- [SUPPLIED INFORMATION]:
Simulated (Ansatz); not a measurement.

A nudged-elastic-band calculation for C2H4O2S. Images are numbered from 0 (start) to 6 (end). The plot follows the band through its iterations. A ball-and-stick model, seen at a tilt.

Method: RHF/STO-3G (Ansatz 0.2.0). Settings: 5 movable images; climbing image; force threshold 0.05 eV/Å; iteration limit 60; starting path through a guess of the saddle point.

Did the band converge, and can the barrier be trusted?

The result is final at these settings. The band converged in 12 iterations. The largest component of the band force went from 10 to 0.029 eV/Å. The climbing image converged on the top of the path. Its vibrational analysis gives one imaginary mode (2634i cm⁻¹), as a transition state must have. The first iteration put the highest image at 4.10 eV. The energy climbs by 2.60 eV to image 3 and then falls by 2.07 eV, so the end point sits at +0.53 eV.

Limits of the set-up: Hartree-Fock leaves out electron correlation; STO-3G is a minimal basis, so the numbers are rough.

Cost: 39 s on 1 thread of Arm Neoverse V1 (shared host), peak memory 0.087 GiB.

- [TASK ITEM]: In the entries above, find the line with "A nudged-elastic-band calculation" and the line with "Did the band", then set down exactly those two and every line between them, nothing else.

- [ANSWER SECTION]:
A nudged-elastic-band calculation for C2H4O2S. Images are numbered from 0 (start) to 6 (end). The plot follows the band through its iterations. A ball-and-stick model, seen at a tilt.

Method: RHF/STO-3G (Ansatz 0.2.0). Settings: 5 movable images; climbing image; force threshold 0.05 eV/Å; iteration limit 60; starting path through a guess of the saddle point.

Did the band converge, and can the barrier be trusted?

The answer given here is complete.